TASK ITEM: Reproduce exactly the lines that run from the start of the records below to the line with "Problem. What does", inclusive.

SUPPLIED MATERIAL:
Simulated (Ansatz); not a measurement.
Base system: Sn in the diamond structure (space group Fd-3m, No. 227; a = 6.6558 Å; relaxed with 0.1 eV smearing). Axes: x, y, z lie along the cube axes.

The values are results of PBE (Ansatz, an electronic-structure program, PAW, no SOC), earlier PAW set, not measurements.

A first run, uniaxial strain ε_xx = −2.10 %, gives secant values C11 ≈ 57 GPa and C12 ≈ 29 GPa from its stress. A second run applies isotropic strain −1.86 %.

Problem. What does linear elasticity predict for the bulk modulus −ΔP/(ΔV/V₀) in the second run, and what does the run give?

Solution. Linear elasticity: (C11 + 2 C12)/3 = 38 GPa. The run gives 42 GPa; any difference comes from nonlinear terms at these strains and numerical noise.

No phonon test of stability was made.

RESPONSE:
Simulated (Ansatz); not a measurement.
Base system: Sn in the diamond structure (space group Fd-3m, No. 227; a = 6.6558 Å; relaxed with 0.1 eV smearing). Axes: x, y, z lie along the cube axes.

The values are results of PBE (Ansatz, an electronic-structure program, PAW, no SOC), earlier PAW set, not measurements.

A first run, uniaxial strain ε_xx = −2.10 %, gives secant values C11 ≈ 57 GPa and C12 ≈ 29 GPa from its stress. A second run applies isotropic strain −1.86 %.

Problem. What does linear elasticity predict for the bulk modulus −ΔP/(ΔV/V₀) in the second run, and what does the run give?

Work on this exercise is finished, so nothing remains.